▶ INFORMATION PROVIDED
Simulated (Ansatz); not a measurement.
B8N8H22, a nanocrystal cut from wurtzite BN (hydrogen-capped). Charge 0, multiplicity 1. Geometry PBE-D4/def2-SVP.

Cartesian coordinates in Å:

▶ ASSIGNED TASK
After reading the data above, print it all again exactly.

▶ TASK RESPONSE
Simulated (Ansatz); not a measurement.
B8N8H22, a nanocrystal cut from wurtzite BN (hydrogen-capped). Charge 0, multiplicity 1. Geometry PBE-D4/def2-SVP.

Cartesian coordinates in Å:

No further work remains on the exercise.